ASSIGNED TASK - A word-for-word transcription of the records is required.

DATASET RECORDS -
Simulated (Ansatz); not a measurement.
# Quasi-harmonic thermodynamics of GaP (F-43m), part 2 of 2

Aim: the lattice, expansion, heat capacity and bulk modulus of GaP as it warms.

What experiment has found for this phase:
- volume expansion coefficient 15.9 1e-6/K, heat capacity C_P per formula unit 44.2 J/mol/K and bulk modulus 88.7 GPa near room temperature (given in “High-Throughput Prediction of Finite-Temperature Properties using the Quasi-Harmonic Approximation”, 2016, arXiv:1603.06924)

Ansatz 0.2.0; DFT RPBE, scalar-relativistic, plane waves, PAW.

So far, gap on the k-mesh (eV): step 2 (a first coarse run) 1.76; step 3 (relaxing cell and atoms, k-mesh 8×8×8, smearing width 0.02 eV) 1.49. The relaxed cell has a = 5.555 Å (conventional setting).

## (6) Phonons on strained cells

EXERCISE RESPONSE -
Simulated (Ansatz); not a measurement.
# Quasi-harmonic thermodynamics of GaP (F-43m), part 2 of 2

Aim: the lattice, expansion, heat capacity and bulk modulus of GaP as it warms.

What experiment has found for this phase:
- volume expansion coefficient 15.9 1e-6/K, heat capacity C_P per formula unit 44.2 J/mol/K and bulk modulus 88.7 GPa near room temperature (given in “High-Throughput Prediction of Finite-Temperature Properties using the Quasi-Harmonic Approximation”, 2016, arXiv:1603.06924)

Ansatz 0.2.0; DFT RPBE, scalar-relativistic, plane waves, PAW.

So far, gap on the k-mesh (eV): step 2 (a first coarse run) 1.76; step 3 (relaxing cell and atoms, k-mesh 8×8×8, smearing width 0.02 eV) 1.49. The relaxed cell has a = 5.555 Å (conventional setting).

## (6) Phonons on strained cells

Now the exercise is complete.